#### [WORK INSTRUCTION]
In the listing that follows, the range to quote begins at the line that has "Geometry at R" and ends after the line that has "Levels of theory: RKS-B3LYP/6-311+G**"; quote it verbatim and add nothing.

::::
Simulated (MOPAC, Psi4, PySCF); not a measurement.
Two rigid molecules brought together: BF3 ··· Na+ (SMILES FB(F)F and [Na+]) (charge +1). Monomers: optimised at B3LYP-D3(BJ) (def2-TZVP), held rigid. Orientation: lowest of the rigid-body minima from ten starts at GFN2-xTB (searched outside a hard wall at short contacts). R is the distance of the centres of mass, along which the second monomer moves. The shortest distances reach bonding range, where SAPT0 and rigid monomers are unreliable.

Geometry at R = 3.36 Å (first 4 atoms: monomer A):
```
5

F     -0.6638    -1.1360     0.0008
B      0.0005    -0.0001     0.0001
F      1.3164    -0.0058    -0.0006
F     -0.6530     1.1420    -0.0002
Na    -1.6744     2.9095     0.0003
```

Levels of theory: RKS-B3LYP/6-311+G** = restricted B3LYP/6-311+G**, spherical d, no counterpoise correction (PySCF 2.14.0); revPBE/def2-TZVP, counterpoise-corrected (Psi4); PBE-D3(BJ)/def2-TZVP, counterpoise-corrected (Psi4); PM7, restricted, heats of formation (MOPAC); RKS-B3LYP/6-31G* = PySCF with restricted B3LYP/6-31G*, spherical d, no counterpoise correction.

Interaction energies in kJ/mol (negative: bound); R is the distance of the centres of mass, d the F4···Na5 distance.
::::

#### [EXERCISE OUTPUT]
Geometry at R = 3.36 Å (first 4 atoms: monomer A):
```
5

F     -0.6638    -1.1360     0.0008
B      0.0005    -0.0001     0.0001
F      1.3164    -0.0058    -0.0006
F     -0.6530     1.1420    -0.0002
Na    -1.6744     2.9095     0.0003
```

Levels of theory: RKS-B3LYP/6-311+G** = restricted B3LYP/6-311+G**, spherical d, no counterpoise correction (PySCF 2.14.0); revPBE/def2-TZVP, counterpoise-corrected (Psi4); PBE-D3(BJ)/def2-TZVP, counterpoise-corrected (Psi4); PM7, restricted, heats of formation (MOPAC); RKS-B3LYP/6-31G* = PySCF with restricted B3LYP/6-31G*, spherical d, no counterpoise correction.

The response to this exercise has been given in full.